__Dataset content__.
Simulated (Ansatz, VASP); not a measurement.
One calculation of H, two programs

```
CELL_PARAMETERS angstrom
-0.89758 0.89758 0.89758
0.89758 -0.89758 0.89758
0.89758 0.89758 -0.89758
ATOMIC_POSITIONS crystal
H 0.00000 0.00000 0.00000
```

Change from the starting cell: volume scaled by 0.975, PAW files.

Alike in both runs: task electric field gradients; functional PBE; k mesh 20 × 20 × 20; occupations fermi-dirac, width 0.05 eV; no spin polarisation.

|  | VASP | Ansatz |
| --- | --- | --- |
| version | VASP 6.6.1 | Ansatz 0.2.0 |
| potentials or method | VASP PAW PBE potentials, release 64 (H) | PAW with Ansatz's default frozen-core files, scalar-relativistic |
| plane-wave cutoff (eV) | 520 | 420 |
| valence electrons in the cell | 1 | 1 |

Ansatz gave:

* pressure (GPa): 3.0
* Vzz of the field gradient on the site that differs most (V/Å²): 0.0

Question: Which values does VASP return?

__Action item__.
The entries listed above are to be output exactly. Leave none out.

__Your solution__.
Simulated (Ansatz, VASP); not a measurement.
One calculation of H, two programs

```
CELL_PARAMETERS angstrom
-0.89758 0.89758 0.89758
0.89758 -0.89758 0.89758
0.89758 0.89758 -0.89758
ATOMIC_POSITIONS crystal
H 0.00000 0.00000 0.00000
```

Change from the starting cell: volume scaled by 0.975, PAW files.

Alike in both runs: task electric field gradients; functional PBE; k mesh 20 × 20 × 20; occupations fermi-dirac, width 0.05 eV; no spin polarisation.

|  | VASP | Ansatz |
| --- | --- | --- |
| version | VASP 6.6.1 | Ansatz 0.2.0 |
| potentials or method | VASP PAW PBE potentials, release 64 (H) | PAW with Ansatz's default frozen-core files, scalar-relativistic |
| plane-wave cutoff (eV) | 520 | 420 |
| valence electrons in the cell | 1 | 1 |

Ansatz gave:

* pressure (GPa): 3.0
* Vzz of the field gradient on the site that differs most (V/Å²): 0.0

Question: Which values does VASP return?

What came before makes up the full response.